········

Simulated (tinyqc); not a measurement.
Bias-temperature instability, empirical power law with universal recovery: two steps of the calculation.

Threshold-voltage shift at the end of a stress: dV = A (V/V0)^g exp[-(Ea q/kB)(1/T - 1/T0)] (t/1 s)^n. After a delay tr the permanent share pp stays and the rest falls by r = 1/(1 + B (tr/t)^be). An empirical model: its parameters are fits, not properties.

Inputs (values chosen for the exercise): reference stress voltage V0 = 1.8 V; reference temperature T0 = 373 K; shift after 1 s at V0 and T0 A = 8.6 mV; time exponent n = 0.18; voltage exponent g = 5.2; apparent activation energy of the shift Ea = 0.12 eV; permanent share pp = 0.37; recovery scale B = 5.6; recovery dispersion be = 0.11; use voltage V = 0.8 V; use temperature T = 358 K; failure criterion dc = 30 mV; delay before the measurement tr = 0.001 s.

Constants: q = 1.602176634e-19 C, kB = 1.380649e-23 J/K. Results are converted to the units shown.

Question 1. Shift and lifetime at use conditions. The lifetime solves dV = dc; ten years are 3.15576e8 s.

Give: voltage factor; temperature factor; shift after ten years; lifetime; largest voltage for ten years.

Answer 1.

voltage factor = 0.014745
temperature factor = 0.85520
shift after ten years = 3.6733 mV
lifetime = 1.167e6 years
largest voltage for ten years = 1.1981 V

········

## WORK REQUEST
Write out every record, exactly as written.

## WRITTEN REPLY
Simulated (tinyqc); not a measurement.
Bias-temperature instability, empirical power law with universal recovery: two steps of the calculation.

Threshold-voltage shift at the end of a stress: dV = A (V/V0)^g exp[-(Ea q/kB)(1/T - 1/T0)] (t/1 s)^n. After a delay tr the permanent share pp stays and the rest falls by r = 1/(1 + B (tr/t)^be). An empirical model: its parameters are fits, not properties.

Inputs (values chosen for the exercise): reference stress voltage V0 = 1.8 V; reference temperature T0 = 373 K; shift after 1 s at V0 and T0 A = 8.6 mV; time exponent n = 0.18; voltage exponent g = 5.2; apparent activation energy of the shift Ea = 0.12 eV; permanent share pp = 0.37; recovery scale B = 5.6; recovery dispersion be = 0.11; use voltage V = 0.8 V; use temperature T = 358 K; failure criterion dc = 30 mV; delay before the measurement tr = 0.001 s.

Constants: q = 1.602176634e-19 C, kB = 1.380649e-23 J/K. Results are converted to the units shown.

Question 1. Shift and lifetime at use conditions. The lifetime solves dV = dc; ten years are 3.15576e8 s.

Give: voltage factor; temperature factor; shift after ten years; lifetime; largest voltage for ten years.

Answer 1.

voltage factor = 0.014745
temperature factor = 0.85520
shift after ten years = 3.6733 mV
lifetime = 1.167e6 years
largest voltage for ten years = 1.1981 V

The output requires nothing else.